*REQUIREMENT*
An exact transcription of the data below, complete and unaltered, is the expected answer.

#####
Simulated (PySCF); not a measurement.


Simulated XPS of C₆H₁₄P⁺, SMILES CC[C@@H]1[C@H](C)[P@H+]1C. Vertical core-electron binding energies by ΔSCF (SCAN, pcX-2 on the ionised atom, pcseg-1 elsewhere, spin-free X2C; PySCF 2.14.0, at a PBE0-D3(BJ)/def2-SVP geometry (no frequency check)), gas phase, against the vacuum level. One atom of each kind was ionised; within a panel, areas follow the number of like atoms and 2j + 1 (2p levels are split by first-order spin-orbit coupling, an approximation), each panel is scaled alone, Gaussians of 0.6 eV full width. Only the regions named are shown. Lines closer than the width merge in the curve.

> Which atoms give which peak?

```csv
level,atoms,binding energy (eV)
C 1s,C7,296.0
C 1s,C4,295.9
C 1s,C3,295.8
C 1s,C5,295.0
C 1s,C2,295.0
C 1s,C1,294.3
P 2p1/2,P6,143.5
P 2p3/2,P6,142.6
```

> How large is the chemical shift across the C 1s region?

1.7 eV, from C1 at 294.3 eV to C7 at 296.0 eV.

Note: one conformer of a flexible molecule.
#####

*TASK ANSWER*
Simulated (PySCF); not a measurement.


Simulated XPS of C₆H₁₄P⁺, SMILES CC[C@@H]1[C@H](C)[P@H+]1C. Vertical core-electron binding energies by ΔSCF (SCAN, pcX-2 on the ionised atom, pcseg-1 elsewhere, spin-free X2C; PySCF 2.14.0, at a PBE0-D3(BJ)/def2-SVP geometry (no frequency check)), gas phase, against the vacuum level. One atom of each kind was ionised; within a panel, areas follow the number of like atoms and 2j + 1 (2p levels are split by first-order spin-orbit coupling, an approximation), each panel is scaled alone, Gaussians of 0.6 eV full width. Only the regions named are shown. Lines closer than the width merge in the curve.

> Which atoms give which peak?

```csv
level,atoms,binding energy (eV)
C 1s,C7,296.0
C 1s,C4,295.9
C 1s,C3,295.8
C 1s,C5,295.0
C 1s,C2,295.0
C 1s,C1,294.3
P 2p1/2,P6,143.5
P 2p3/2,P6,142.6
```

> How large is the chemical shift across the C 1s region?

1.7 eV, from C1 at 294.3 eV to C7 at 296.0 eV.

Note: one conformer of a flexible molecule.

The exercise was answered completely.